### Assigned task
Lines outside the range are not wanted. Give again exactly the lines between the line holding "Forces are held" and the line holding "The zone-centre modes", inclusive, from the listing below.

== Provided records ==
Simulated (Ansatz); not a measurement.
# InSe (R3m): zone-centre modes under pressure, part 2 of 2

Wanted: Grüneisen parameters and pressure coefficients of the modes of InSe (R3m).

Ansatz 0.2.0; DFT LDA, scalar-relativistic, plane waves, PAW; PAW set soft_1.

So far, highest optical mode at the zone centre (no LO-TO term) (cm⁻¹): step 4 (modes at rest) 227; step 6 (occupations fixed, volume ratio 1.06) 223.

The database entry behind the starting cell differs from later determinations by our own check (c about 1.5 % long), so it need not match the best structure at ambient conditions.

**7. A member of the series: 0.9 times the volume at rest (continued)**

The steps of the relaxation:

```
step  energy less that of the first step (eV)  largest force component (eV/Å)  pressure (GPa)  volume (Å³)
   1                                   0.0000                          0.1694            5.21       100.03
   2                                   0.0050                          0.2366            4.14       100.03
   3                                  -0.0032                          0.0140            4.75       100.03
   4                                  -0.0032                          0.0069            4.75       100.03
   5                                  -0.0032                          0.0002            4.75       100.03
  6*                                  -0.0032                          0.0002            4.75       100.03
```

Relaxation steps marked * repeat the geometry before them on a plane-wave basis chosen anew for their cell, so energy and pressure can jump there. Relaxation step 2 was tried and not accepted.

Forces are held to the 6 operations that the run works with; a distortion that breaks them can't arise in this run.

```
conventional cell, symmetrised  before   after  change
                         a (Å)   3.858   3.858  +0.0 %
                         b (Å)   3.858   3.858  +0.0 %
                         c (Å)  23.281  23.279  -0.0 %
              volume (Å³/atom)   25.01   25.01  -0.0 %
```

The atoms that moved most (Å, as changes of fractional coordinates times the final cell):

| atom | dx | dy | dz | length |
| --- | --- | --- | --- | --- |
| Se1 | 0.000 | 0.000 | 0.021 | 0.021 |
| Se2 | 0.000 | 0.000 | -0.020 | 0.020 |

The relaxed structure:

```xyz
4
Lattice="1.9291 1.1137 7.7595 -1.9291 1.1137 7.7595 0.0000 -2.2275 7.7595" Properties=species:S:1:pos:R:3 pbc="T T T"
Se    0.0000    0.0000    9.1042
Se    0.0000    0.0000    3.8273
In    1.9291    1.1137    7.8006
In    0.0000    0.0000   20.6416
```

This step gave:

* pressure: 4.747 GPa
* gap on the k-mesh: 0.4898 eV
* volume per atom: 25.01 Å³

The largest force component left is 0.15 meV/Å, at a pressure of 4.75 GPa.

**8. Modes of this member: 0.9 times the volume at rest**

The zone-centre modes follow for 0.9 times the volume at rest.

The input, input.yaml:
===

### Answer area
Forces are held to the 6 operations that the run works with; a distortion that breaks them can't arise in this run.

```
conventional cell, symmetrised  before   after  change
                         a (Å)   3.858   3.858  +0.0 %
                         b (Å)   3.858   3.858  +0.0 %
                         c (Å)  23.281  23.279  -0.0 %
              volume (Å³/atom)   25.01   25.01  -0.0 %
```

The atoms that moved most (Å, as changes of fractional coordinates times the final cell):

| atom | dx | dy | dz | length |
| --- | --- | --- | --- | --- |
| Se1 | 0.000 | 0.000 | 0.021 | 0.021 |
| Se2 | 0.000 | 0.000 | -0.020 | 0.020 |

The relaxed structure:

```xyz
4
Lattice="1.9291 1.1137 7.7595 -1.9291 1.1137 7.7595 0.0000 -2.2275 7.7595" Properties=species:S:1:pos:R:3 pbc="T T T"
Se    0.0000    0.0000    9.1042
Se    0.0000    0.0000    3.8273
In    1.9291    1.1137    7.8006
In    0.0000    0.0000   20.6416
```

This step gave:

* pressure: 4.747 GPa
* gap on the k-mesh: 0.4898 eV
* volume per atom: 25.01 Å³

The largest force component left is 0.15 meV/Å, at a pressure of 4.75 GPa.

**8. Modes of this member: 0.9 times the volume at rest**

The zone-centre modes follow for 0.9 times the volume at rest.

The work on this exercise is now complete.